Supplied data Block Start

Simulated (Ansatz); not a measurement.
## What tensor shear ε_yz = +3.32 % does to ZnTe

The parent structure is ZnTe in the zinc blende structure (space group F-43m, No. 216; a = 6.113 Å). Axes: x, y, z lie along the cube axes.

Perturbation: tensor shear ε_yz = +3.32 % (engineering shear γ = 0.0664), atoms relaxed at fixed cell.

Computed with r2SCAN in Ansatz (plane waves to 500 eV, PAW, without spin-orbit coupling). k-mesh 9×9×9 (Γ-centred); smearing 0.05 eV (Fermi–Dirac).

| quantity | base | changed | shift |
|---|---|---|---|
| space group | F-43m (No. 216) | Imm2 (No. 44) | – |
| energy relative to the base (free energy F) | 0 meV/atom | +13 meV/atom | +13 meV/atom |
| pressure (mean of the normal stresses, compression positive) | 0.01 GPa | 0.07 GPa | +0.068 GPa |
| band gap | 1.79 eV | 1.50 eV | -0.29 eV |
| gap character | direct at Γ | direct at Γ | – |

Supplied data Block End

» **Work request**
Find "meV/atom | +13 meV/atom |" in the entries above and copy that whole line exactly, then each line after it through the line that contains "eV | -0.29 eV |".

» **Response area**
| energy relative to the base (free energy F) | 0 meV/atom | +13 meV/atom | +13 meV/atom |
| pressure (mean of the normal stresses, compression positive) | 0.01 GPa | 0.07 GPa | +0.068 GPa |
| band gap | 1.79 eV | 1.50 eV | -0.29 eV |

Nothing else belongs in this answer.